* Information shown:
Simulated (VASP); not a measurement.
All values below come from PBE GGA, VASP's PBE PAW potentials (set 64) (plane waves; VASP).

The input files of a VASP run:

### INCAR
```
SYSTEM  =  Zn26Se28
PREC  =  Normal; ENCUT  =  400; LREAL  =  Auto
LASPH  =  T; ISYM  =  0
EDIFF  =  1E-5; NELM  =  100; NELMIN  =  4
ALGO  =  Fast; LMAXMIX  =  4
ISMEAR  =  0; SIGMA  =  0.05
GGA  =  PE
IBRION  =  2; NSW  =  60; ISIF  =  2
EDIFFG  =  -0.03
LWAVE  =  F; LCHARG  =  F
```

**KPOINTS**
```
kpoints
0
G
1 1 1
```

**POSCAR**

* Work instruction: Your task is to restate every record word for word.

* Result:
Simulated (VASP); not a measurement.
All values below come from PBE GGA, VASP's PBE PAW potentials (set 64) (plane waves; VASP).

The input files of a VASP run:

### INCAR
```
SYSTEM  =  Zn26Se28
PREC  =  Normal; ENCUT  =  400; LREAL  =  Auto
LASPH  =  T; ISYM  =  0
EDIFF  =  1E-5; NELM  =  100; NELMIN  =  4
ALGO  =  Fast; LMAXMIX  =  4
ISMEAR  =  0; SIGMA  =  0.05
GGA  =  PE
IBRION  =  2; NSW  =  60; ISIF  =  2
EDIFFG  =  -0.03
LWAVE  =  F; LCHARG  =  F
```

**KPOINTS**
```
kpoints
0
G
1 1 1
```

**POSCAR**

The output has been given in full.